== Data for analysis ==
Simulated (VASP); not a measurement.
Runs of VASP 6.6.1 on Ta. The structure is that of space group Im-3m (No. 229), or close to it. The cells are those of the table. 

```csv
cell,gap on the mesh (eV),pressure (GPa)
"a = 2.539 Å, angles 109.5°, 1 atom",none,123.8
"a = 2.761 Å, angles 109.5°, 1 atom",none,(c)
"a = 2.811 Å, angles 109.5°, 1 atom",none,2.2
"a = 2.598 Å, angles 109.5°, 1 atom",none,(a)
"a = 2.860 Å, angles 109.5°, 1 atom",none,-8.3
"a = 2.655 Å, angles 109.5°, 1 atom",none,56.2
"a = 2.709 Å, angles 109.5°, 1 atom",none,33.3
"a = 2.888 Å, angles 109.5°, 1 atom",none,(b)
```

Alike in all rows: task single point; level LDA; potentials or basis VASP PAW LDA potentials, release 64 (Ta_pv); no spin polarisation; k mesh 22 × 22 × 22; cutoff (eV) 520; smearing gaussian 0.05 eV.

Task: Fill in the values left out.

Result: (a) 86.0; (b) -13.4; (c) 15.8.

== Work instruction ==
A verbatim copy of every entry is needed.

== Result ==
Simulated (VASP); not a measurement.
Runs of VASP 6.6.1 on Ta. The structure is that of space group Im-3m (No. 229), or close to it. The cells are those of the table. 

```csv
cell,gap on the mesh (eV),pressure (GPa)
"a = 2.539 Å, angles 109.5°, 1 atom",none,123.8
"a = 2.761 Å, angles 109.5°, 1 atom",none,(c)
"a = 2.811 Å, angles 109.5°, 1 atom",none,2.2
"a = 2.598 Å, angles 109.5°, 1 atom",none,(a)
"a = 2.860 Å, angles 109.5°, 1 atom",none,-8.3
"a = 2.655 Å, angles 109.5°, 1 atom",none,56.2
"a = 2.709 Å, angles 109.5°, 1 atom",none,33.3
"a = 2.888 Å, angles 109.5°, 1 atom",none,(b)
```

Alike in all rows: task single point; level LDA; potentials or basis VASP PAW LDA potentials, release 64 (Ta_pv); no spin polarisation; k mesh 22 × 22 × 22; cutoff (eV) 520; smearing gaussian 0.05 eV.

Task: Fill in the values left out.

Result: (a) 86.0; (b) -13.4; (c) 15.8.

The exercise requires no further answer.